Top of DATA FOR ANALYSIS

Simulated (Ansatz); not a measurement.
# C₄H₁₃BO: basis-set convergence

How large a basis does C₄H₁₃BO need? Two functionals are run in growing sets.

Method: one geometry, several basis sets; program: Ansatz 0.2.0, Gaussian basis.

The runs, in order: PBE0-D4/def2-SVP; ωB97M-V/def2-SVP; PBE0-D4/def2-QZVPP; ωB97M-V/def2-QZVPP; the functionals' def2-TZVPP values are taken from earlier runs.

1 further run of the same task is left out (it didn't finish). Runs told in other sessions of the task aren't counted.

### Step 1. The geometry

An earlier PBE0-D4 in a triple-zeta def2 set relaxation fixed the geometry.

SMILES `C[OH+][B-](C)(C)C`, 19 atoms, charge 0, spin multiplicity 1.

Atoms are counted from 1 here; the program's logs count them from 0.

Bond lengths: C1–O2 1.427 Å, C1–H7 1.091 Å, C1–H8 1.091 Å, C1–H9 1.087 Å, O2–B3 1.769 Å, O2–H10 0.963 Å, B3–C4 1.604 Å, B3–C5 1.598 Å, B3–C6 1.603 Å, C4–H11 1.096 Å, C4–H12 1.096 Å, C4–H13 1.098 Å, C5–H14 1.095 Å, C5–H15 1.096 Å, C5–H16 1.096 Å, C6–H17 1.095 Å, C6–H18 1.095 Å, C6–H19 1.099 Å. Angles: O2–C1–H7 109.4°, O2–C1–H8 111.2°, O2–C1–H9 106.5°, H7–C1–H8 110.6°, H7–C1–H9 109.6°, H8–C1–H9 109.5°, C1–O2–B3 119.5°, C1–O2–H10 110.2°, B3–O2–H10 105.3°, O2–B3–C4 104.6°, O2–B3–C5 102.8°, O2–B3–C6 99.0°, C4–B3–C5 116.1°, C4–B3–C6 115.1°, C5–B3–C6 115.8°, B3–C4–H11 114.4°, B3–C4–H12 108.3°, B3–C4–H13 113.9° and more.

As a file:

Bottom of DATA FOR ANALYSIS

_REQUIRED ACTION:_ The stopping point is the line containing "Bond lengths: C1–O2". Reproduce exactly every line of the material from the first through that one.

_ANSWER BOX:_
Simulated (Ansatz); not a measurement.
# C₄H₁₃BO: basis-set convergence

How large a basis does C₄H₁₃BO need? Two functionals are run in growing sets.

Method: one geometry, several basis sets; program: Ansatz 0.2.0, Gaussian basis.

The runs, in order: PBE0-D4/def2-SVP; ωB97M-V/def2-SVP; PBE0-D4/def2-QZVPP; ωB97M-V/def2-QZVPP; the functionals' def2-TZVPP values are taken from earlier runs.

1 further run of the same task is left out (it didn't finish). Runs told in other sessions of the task aren't counted.

### Step 1. The geometry

An earlier PBE0-D4 in a triple-zeta def2 set relaxation fixed the geometry.

SMILES `C[OH+][B-](C)(C)C`, 19 atoms, charge 0, spin multiplicity 1.

Atoms are counted from 1 here; the program's logs count them from 0.

Bond lengths: C1–O2 1.427 Å, C1–H7 1.091 Å, C1–H8 1.091 Å, C1–H9 1.087 Å, O2–B3 1.769 Å, O2–H10 0.963 Å, B3–C4 1.604 Å, B3–C5 1.598 Å, B3–C6 1.603 Å, C4–H11 1.096 Å, C4–H12 1.096 Å, C4–H13 1.098 Å, C5–H14 1.095 Å, C5–H15 1.096 Å, C5–H16 1.096 Å, C6–H17 1.095 Å, C6–H18 1.095 Å, C6–H19 1.099 Å. Angles: O2–C1–H7 109.4°, O2–C1–H8 111.2°, O2–C1–H9 106.5°, H7–C1–H8 110.6°, H7–C1–H9 109.6°, H8–C1–H9 109.5°, C1–O2–B3 119.5°, C1–O2–H10 110.2°, B3–O2–H10 105.3°, O2–B3–C4 104.6°, O2–B3–C5 102.8°, O2–B3–C6 99.0°, C4–B3–C5 116.1°, C4–B3–C6 115.1°, C5–B3–C6 115.8°, B3–C4–H11 114.4°, B3–C4–H12 108.3°, B3–C4–H13 113.9° and more.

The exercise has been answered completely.